======== Data extracts ========

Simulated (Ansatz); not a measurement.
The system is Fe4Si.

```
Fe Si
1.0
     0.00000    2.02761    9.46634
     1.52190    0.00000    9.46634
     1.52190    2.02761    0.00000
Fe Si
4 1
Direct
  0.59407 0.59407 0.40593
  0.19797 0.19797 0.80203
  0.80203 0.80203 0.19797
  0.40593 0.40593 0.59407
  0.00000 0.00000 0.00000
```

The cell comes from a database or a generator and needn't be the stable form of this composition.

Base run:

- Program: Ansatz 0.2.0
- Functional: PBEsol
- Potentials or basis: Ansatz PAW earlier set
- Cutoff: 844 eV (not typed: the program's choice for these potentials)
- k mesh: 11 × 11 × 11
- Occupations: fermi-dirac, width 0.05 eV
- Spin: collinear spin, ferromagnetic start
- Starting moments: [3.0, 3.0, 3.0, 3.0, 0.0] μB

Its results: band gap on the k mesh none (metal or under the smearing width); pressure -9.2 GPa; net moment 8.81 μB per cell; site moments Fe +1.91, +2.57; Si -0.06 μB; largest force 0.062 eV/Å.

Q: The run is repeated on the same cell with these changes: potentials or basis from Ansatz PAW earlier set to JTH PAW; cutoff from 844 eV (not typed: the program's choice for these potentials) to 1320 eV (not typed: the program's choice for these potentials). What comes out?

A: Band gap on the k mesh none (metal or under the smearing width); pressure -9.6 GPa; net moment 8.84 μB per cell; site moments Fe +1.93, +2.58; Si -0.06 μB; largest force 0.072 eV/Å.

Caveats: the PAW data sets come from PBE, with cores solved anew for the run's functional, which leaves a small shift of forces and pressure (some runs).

========

In the records above, the line with "The system is Fe4Si." marks the start and the line with "Its results: band" marks the end; copy that stretch exactly, both lines included, and nothing else.

The system is Fe4Si.

```
Fe Si
1.0
     0.00000    2.02761    9.46634
     1.52190    0.00000    9.46634
     1.52190    2.02761    0.00000
Fe Si
4 1
Direct
  0.59407 0.59407 0.40593
  0.19797 0.19797 0.80203
  0.80203 0.80203 0.19797
  0.40593 0.40593 0.59407
  0.00000 0.00000 0.00000
```

The cell comes from a database or a generator and needn't be the stable form of this composition.

Base run:

- Program: Ansatz 0.2.0
- Functional: PBEsol
- Potentials or basis: Ansatz PAW earlier set
- Cutoff: 844 eV (not typed: the program's choice for these potentials)
- k mesh: 11 × 11 × 11
- Occupations: fermi-dirac, width 0.05 eV
- Spin: collinear spin, ferromagnetic start
- Starting moments: [3.0, 3.0, 3.0, 3.0, 0.0] μB

Its results: band gap on the k mesh none (metal or under the smearing width); pressure -9.2 GPa; net moment 8.81 μB per cell; site moments Fe +1.91, +2.57; Si -0.06 μB; largest force 0.062 eV/Å.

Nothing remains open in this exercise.